Data to examine
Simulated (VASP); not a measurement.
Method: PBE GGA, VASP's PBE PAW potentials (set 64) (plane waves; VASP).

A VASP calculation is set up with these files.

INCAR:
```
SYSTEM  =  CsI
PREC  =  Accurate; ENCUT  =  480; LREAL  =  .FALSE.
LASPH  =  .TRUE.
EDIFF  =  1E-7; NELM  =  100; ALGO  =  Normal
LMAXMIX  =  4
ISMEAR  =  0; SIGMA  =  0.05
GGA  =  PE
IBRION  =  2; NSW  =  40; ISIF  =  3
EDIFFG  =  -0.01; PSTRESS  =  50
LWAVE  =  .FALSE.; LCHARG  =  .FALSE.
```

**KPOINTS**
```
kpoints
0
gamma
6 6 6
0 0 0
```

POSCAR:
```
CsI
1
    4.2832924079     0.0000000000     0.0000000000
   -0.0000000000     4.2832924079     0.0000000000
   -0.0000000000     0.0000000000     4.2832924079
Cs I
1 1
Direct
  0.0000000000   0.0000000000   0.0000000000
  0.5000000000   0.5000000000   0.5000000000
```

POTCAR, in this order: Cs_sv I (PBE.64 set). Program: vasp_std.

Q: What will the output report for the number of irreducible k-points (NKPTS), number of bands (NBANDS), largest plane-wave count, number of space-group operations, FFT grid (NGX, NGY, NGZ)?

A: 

Activity
The listing above should be repeated in its entirety, unchanged.

Answer area
Simulated (VASP); not a measurement.
Method: PBE GGA, VASP's PBE PAW potentials (set 64) (plane waves; VASP).

A VASP calculation is set up with these files.

INCAR:
```
SYSTEM  =  CsI
PREC  =  Accurate; ENCUT  =  480; LREAL  =  .FALSE.
LASPH  =  .TRUE.
EDIFF  =  1E-7; NELM  =  100; ALGO  =  Normal
LMAXMIX  =  4
ISMEAR  =  0; SIGMA  =  0.05
GGA  =  PE
IBRION  =  2; NSW  =  40; ISIF  =  3
EDIFFG  =  -0.01; PSTRESS  =  50
LWAVE  =  .FALSE.; LCHARG  =  .FALSE.
```

**KPOINTS**
```
kpoints
0
gamma
6 6 6
0 0 0
```

POSCAR:
```
CsI
1
    4.2832924079     0.0000000000     0.0000000000
   -0.0000000000     4.2832924079     0.0000000000
   -0.0000000000     0.0000000000     4.2832924079
Cs I
1 1
Direct
  0.0000000000   0.0000000000   0.0000000000
  0.5000000000   0.5000000000   0.5000000000
```

POTCAR, in this order: Cs_sv I (PBE.64 set). Program: vasp_std.

Q: What will the output report for the number of irreducible k-points (NKPTS), number of bands (NBANDS), largest plane-wave count, number of space-group operations, FFT grid (NGX, NGY, NGZ)?

A: 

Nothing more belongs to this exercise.